Brief
With no word left out, write out the entire listing.

═══ Extracted entries
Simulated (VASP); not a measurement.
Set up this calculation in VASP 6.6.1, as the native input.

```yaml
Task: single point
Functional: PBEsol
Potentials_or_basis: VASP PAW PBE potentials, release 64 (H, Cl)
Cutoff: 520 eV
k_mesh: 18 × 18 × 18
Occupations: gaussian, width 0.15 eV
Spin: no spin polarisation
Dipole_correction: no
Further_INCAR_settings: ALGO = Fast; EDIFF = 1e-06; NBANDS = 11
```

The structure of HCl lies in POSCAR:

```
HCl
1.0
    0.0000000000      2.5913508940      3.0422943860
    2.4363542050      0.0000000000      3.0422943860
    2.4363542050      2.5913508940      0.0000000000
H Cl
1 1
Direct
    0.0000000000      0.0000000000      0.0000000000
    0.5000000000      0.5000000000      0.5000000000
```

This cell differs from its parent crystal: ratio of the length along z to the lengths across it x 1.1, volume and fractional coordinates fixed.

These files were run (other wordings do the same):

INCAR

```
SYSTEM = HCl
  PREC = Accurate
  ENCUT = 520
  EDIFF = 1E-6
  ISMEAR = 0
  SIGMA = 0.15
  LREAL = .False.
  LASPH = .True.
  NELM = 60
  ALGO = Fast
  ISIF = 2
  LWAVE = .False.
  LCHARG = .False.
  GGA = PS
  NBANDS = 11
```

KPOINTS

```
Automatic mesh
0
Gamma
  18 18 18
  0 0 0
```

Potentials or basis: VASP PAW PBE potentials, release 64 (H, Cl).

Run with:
══════

Written response
Simulated (VASP); not a measurement.
Set up this calculation in VASP 6.6.1, as the native input.

```yaml
Task: single point
Functional: PBEsol
Potentials_or_basis: VASP PAW PBE potentials, release 64 (H, Cl)
Cutoff: 520 eV
k_mesh: 18 × 18 × 18
Occupations: gaussian, width 0.15 eV
Spin: no spin polarisation
Dipole_correction: no
Further_INCAR_settings: ALGO = Fast; EDIFF = 1e-06; NBANDS = 11
```

The structure of HCl lies in POSCAR:

```
HCl
1.0
    0.0000000000      2.5913508940      3.0422943860
    2.4363542050      0.0000000000      3.0422943860
    2.4363542050      2.5913508940      0.0000000000
H Cl
1 1
Direct
    0.0000000000      0.0000000000      0.0000000000
    0.5000000000      0.5000000000      0.5000000000
```

This cell differs from its parent crystal: ratio of the length along z to the lengths across it x 1.1, volume and fractional coordinates fixed.

These files were run (other wordings do the same):

INCAR

```
SYSTEM = HCl
  PREC = Accurate
  ENCUT = 520
  EDIFF = 1E-6
  ISMEAR = 0
  SIGMA = 0.15
  LREAL = .False.
  LASPH = .True.
  NELM = 60
  ALGO = Fast
  ISIF = 2
  LWAVE = .False.
  LCHARG = .False.
  GGA = PS
  NBANDS = 11
```

KPOINTS

```
Automatic mesh
0
Gamma
  18 18 18
  0 0 0
```

Potentials or basis: VASP PAW PBE potentials, release 64 (H, Cl).

Run with:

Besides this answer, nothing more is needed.